## [Task item]
Extract all of the data and reproduce it precisely.

## [Supplied data]
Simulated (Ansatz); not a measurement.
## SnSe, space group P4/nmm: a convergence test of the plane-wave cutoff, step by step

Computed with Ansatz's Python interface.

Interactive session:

## [Your solution]
Simulated (Ansatz); not a measurement.
## SnSe, space group P4/nmm: a convergence test of the plane-wave cutoff, step by step

Computed with Ansatz's Python interface.

Interactive session:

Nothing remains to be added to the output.